Supplied material Start Marker
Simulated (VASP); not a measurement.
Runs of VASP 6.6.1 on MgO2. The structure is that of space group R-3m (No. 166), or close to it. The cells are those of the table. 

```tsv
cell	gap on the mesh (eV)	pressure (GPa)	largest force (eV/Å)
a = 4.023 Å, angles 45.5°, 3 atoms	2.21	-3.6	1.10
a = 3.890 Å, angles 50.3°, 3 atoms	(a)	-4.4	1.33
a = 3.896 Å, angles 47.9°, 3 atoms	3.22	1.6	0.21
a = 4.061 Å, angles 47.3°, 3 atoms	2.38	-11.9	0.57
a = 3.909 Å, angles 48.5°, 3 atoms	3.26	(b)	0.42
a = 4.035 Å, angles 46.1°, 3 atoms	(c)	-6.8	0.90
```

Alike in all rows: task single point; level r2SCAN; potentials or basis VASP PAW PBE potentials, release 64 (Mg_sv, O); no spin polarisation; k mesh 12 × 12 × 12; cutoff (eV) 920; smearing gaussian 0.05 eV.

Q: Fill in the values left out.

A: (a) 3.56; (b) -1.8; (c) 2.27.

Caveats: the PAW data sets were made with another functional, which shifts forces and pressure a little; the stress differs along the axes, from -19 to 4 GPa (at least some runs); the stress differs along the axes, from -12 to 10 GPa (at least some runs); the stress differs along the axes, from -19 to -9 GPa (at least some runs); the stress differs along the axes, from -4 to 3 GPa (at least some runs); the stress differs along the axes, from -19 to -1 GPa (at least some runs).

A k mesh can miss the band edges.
Supplied material End Marker

With the line holding "Alike in all" as the first and the line holding "Caveats: the PAW" as the last, please transcribe exactly the lines of the material above in that range and nothing else.

Alike in all rows: task single point; level r2SCAN; potentials or basis VASP PAW PBE potentials, release 64 (Mg_sv, O); no spin polarisation; k mesh 12 × 12 × 12; cutoff (eV) 920; smearing gaussian 0.05 eV.

Q: Fill in the values left out.

A: (a) 3.56; (b) -1.8; (c) 2.27.

Caveats: the PAW data sets were made with another functional, which shifts forces and pressure a little; the stress differs along the axes, from -19 to 4 GPa (at least some runs); the stress differs along the axes, from -12 to 10 GPa (at least some runs); the stress differs along the axes, from -19 to -9 GPa (at least some runs); the stress differs along the axes, from -4 to 3 GPa (at least some runs); the stress differs along the axes, from -19 to -1 GPa (at least some runs).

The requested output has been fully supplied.